[Assigned task] In the response, the entries must appear exactly as supplied.

[Excerpted data]
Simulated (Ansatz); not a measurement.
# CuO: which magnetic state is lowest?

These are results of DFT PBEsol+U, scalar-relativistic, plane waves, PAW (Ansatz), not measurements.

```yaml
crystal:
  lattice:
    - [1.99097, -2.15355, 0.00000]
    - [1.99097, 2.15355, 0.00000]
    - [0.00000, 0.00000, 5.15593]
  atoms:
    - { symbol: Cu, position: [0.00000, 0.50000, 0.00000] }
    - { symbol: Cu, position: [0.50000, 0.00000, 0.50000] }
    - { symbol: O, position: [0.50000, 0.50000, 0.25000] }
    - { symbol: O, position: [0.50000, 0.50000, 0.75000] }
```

[Answer area]
Simulated (Ansatz); not a measurement.
# CuO: which magnetic state is lowest?

These are results of DFT PBEsol+U, scalar-relativistic, plane waves, PAW (Ansatz), not measurements.

```yaml
crystal:
  lattice:
    - [1.99097, -2.15355, 0.00000]
    - [1.99097, 2.15355, 0.00000]
    - [0.00000, 0.00000, 5.15593]
  atoms:
    - { symbol: Cu, position: [0.00000, 0.50000, 0.00000] }
    - { symbol: Cu, position: [0.50000, 0.00000, 0.50000] }
    - { symbol: O, position: [0.50000, 0.50000, 0.25000] }
    - { symbol: O, position: [0.50000, 0.50000, 0.75000] }
```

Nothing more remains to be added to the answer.